STUDY MATERIAL below:

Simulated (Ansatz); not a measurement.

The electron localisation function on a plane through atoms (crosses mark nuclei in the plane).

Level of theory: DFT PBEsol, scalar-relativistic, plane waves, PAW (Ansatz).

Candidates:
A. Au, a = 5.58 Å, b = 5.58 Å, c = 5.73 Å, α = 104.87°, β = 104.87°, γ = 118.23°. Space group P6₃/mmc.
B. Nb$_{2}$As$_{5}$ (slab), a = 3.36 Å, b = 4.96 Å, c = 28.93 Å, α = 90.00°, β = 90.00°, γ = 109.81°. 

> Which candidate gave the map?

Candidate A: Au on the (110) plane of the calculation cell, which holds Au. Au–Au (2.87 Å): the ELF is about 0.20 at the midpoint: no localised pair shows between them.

End of STUDY MATERIAL.

## REQUIRED ACTION
Exactly as they are written, print the entries again.

## TASK RESPONSE
Simulated (Ansatz); not a measurement.

The electron localisation function on a plane through atoms (crosses mark nuclei in the plane).

Level of theory: DFT PBEsol, scalar-relativistic, plane waves, PAW (Ansatz).

Candidates:
A. Au, a = 5.58 Å, b = 5.58 Å, c = 5.73 Å, α = 104.87°, β = 104.87°, γ = 118.23°. Space group P6₃/mmc.
B. Nb$_{2}$As$_{5}$ (slab), a = 3.36 Å, b = 4.96 Å, c = 28.93 Å, α = 90.00°, β = 90.00°, γ = 109.81°. 

> Which candidate gave the map?

Candidate A: Au on the (110) plane of the calculation cell, which holds Au. Au–Au (2.87 Å): the ELF is about 0.20 at the midpoint: no localised pair shows between them.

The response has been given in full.